— Requirement —
Word for word, transcribe the data below from the line with "### 1. Set-up" to the line with "A single point", keeping both of those lines.

Given data Block Start

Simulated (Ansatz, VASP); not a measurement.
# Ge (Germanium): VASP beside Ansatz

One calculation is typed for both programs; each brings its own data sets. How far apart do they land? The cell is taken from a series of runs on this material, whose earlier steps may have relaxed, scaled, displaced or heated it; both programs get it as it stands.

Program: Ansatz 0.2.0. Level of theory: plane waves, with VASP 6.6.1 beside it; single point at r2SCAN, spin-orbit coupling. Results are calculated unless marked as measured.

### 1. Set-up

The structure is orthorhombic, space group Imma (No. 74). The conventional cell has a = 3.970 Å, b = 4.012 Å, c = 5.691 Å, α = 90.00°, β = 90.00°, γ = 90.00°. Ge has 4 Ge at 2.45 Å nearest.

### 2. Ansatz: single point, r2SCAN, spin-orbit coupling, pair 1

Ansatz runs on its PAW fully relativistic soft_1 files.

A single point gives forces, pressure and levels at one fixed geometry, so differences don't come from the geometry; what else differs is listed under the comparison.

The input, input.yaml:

Given data Block End

— Task answer —
### 1. Set-up

The structure is orthorhombic, space group Imma (No. 74). The conventional cell has a = 3.970 Å, b = 4.012 Å, c = 5.691 Å, α = 90.00°, β = 90.00°, γ = 90.00°. Ge has 4 Ge at 2.45 Å nearest.

### 2. Ansatz: single point, r2SCAN, spin-orbit coupling, pair 1

Ansatz runs on its PAW fully relativistic soft_1 files.

A single point gives forces, pressure and levels at one fixed geometry, so differences don't come from the geometry; what else differs is listed under the comparison.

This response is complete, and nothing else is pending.